_Given entries:_
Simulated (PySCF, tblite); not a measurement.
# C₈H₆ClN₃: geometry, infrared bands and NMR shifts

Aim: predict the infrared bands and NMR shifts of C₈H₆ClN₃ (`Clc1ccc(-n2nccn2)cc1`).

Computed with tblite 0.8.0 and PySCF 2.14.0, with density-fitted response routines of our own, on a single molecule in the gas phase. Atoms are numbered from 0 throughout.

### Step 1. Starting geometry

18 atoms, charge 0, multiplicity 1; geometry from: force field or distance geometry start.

_Action item:_ Line by line, transcribe the data exactly.

_Task solution:_
Simulated (PySCF, tblite); not a measurement.
# C₈H₆ClN₃: geometry, infrared bands and NMR shifts

Aim: predict the infrared bands and NMR shifts of C₈H₆ClN₃ (`Clc1ccc(-n2nccn2)cc1`).

Computed with tblite 0.8.0 and PySCF 2.14.0, with density-fitted response routines of our own, on a single molecule in the gas phase. Atoms are numbered from 0 throughout.

### Step 1. Starting geometry

18 atoms, charge 0, multiplicity 1; geometry from: force field or distance geometry start.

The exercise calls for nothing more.